• • •

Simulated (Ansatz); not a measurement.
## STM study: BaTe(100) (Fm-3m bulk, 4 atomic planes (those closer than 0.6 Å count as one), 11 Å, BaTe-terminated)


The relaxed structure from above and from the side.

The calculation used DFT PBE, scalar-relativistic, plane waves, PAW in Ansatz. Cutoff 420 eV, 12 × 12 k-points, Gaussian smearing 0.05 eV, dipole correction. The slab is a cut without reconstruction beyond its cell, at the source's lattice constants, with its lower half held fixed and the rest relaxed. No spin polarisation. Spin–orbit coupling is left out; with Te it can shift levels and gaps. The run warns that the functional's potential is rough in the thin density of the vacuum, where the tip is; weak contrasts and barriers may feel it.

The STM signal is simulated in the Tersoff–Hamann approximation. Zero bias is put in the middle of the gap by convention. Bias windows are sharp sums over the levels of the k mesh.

• • •

◆ Requirement ◆
Retype all of the material, keeping each line exact.

◆ Answer section ◆
Simulated (Ansatz); not a measurement.
## STM study: BaTe(100) (Fm-3m bulk, 4 atomic planes (those closer than 0.6 Å count as one), 11 Å, BaTe-terminated)


The relaxed structure from above and from the side.

The calculation used DFT PBE, scalar-relativistic, plane waves, PAW in Ansatz. Cutoff 420 eV, 12 × 12 k-points, Gaussian smearing 0.05 eV, dipole correction. The slab is a cut without reconstruction beyond its cell, at the source's lattice constants, with its lower half held fixed and the rest relaxed. No spin polarisation. Spin–orbit coupling is left out; with Te it can shift levels and gaps. The run warns that the functional's potential is rough in the thin density of the vacuum, where the tip is; weak contrasts and barriers may feel it.

The STM signal is simulated in the Tersoff–Hamann approximation. Zero bias is put in the middle of the gap by convention. Bias windows are sharp sums over the levels of the k mesh.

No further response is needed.